◇ ◇ ◇ ◇ ◇

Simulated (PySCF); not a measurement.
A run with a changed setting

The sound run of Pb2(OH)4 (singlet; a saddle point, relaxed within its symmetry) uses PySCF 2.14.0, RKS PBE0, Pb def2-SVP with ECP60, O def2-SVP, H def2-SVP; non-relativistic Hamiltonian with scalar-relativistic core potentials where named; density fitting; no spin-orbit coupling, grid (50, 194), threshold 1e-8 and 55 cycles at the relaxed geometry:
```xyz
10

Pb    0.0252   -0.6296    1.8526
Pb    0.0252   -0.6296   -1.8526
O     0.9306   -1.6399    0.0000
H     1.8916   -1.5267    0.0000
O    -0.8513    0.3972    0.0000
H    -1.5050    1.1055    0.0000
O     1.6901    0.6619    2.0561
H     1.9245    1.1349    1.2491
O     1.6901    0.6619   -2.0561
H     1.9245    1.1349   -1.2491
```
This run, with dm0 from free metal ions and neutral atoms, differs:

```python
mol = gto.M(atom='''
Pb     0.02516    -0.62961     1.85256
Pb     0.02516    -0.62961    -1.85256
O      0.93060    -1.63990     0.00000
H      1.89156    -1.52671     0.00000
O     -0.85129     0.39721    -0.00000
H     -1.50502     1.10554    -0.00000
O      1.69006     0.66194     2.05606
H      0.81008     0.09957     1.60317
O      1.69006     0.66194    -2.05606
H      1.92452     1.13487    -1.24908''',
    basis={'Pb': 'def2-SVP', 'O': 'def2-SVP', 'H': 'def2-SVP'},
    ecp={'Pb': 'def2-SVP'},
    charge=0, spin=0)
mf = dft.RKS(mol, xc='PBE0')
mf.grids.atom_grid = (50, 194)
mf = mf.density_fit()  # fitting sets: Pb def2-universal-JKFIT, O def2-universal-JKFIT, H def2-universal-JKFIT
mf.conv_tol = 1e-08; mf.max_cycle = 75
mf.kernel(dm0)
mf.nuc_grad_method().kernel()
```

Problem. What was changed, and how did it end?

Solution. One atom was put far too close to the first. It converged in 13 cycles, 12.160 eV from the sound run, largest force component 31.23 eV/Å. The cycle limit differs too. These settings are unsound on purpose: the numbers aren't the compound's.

◇ ◇ ◇ ◇ ◇

▸ Required action
Starting at the first line of the listing, retype every line up to and including the one with "A run with a changed setting".

▸ Worked solution
Simulated (PySCF); not a measurement.
A run with a changed setting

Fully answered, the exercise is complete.